### WORK ITEM
Only the lines from the start of the material through the line containing "C9H12O, numbered as" are to be extracted, exactly as they appear.

- - - -
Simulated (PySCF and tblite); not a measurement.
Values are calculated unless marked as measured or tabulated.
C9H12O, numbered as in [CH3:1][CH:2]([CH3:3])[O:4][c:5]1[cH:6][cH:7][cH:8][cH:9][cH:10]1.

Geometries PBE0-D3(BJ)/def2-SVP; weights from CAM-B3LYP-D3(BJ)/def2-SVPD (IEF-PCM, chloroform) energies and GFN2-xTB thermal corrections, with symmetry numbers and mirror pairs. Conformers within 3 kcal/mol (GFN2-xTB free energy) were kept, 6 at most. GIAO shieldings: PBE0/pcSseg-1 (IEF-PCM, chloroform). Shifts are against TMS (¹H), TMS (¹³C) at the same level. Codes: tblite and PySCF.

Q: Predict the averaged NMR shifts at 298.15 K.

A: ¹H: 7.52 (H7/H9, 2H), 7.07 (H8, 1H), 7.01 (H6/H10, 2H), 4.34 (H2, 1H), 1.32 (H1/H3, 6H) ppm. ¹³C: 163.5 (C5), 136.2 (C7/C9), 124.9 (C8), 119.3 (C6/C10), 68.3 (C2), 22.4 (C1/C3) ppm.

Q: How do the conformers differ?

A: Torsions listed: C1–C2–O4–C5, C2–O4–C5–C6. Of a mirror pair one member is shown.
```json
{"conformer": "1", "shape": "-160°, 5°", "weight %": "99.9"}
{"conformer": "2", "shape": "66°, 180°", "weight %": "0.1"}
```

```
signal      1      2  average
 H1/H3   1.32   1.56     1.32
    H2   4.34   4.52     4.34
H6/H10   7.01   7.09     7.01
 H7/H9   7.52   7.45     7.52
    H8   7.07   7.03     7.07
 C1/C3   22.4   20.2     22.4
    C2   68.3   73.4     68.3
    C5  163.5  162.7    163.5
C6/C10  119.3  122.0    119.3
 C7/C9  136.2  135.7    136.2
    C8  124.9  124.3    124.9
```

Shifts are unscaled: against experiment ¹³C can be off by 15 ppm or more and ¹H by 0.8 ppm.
- - - -

### EXERCISE OUTPUT
Simulated (PySCF and tblite); not a measurement.
Values are calculated unless marked as measured or tabulated.
C9H12O, numbered as in [CH3:1][CH:2]([CH3:3])[O:4][c:5]1[cH:6][cH:7][cH:8][cH:9][cH:10]1.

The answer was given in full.